Requirement: Quote exactly the lines from the start of the entries to the one with "Shieldings and span in ppm.", both ends included.

Recorded data:
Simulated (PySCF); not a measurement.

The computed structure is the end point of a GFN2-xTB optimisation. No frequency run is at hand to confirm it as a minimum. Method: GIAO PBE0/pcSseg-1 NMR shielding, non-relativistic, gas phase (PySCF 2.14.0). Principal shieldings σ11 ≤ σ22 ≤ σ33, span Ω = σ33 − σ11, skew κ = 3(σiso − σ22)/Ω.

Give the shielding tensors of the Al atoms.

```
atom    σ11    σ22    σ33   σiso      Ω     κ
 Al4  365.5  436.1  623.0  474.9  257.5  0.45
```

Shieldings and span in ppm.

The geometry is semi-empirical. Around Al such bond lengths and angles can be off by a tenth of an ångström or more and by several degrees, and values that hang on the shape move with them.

Answer section:
Simulated (PySCF); not a measurement.

The computed structure is the end point of a GFN2-xTB optimisation. No frequency run is at hand to confirm it as a minimum. Method: GIAO PBE0/pcSseg-1 NMR shielding, non-relativistic, gas phase (PySCF 2.14.0). Principal shieldings σ11 ≤ σ22 ≤ σ33, span Ω = σ33 − σ11, skew κ = 3(σiso − σ22)/Ω.

Give the shielding tensors of the Al atoms.

```
atom    σ11    σ22    σ33   σiso      Ω     κ
 Al4  365.5  436.1  623.0  474.9  257.5  0.45
```

Shieldings and span in ppm.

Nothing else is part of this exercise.